- ASSIGNMENT -
Nothing but the lines from the one containing "These files were" through the one containing "Results of the", both included, should be given again, each exactly as written below.

+ + +

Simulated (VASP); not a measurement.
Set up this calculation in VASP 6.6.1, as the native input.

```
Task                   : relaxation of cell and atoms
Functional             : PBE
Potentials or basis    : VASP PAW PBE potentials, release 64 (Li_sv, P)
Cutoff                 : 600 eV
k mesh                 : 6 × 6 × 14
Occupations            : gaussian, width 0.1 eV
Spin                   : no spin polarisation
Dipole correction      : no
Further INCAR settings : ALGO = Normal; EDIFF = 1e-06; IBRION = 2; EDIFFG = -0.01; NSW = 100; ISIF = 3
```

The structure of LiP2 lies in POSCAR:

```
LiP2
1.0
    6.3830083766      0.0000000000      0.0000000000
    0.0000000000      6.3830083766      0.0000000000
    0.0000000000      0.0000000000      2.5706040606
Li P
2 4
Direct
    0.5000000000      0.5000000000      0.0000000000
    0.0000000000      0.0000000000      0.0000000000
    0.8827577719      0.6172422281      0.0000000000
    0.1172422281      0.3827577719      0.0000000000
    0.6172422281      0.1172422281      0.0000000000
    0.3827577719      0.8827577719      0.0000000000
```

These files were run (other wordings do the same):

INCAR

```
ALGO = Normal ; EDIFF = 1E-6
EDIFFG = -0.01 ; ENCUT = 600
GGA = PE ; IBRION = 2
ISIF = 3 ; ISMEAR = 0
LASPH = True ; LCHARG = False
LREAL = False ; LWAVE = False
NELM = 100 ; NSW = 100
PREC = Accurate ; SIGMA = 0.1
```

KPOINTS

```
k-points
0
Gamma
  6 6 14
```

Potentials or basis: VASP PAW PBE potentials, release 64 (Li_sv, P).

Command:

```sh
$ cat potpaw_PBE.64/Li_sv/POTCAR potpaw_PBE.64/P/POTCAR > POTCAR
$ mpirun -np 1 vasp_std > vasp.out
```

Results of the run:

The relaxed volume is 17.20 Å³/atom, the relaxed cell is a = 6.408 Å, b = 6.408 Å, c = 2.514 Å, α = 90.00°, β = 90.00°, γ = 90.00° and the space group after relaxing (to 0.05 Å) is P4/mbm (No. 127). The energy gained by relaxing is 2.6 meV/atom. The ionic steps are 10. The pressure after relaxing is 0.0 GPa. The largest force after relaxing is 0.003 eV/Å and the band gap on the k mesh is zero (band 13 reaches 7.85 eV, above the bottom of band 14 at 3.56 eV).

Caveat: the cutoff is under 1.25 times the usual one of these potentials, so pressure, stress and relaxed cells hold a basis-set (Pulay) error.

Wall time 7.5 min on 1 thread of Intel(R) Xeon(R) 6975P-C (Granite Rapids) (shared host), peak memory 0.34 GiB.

+ + +

- TASK OUTPUT -
These files were run (other wordings do the same):

INCAR

```
ALGO = Normal ; EDIFF = 1E-6
EDIFFG = -0.01 ; ENCUT = 600
GGA = PE ; IBRION = 2
ISIF = 3 ; ISMEAR = 0
LASPH = True ; LCHARG = False
LREAL = False ; LWAVE = False
NELM = 100 ; NSW = 100
PREC = Accurate ; SIGMA = 0.1
```

KPOINTS

```
k-points
0
Gamma
  6 6 14
```

Potentials or basis: VASP PAW PBE potentials, release 64 (Li_sv, P).

Command:

```sh
$ cat potpaw_PBE.64/Li_sv/POTCAR potpaw_PBE.64/P/POTCAR > POTCAR
$ mpirun -np 1 vasp_std > vasp.out
```

Results of the run:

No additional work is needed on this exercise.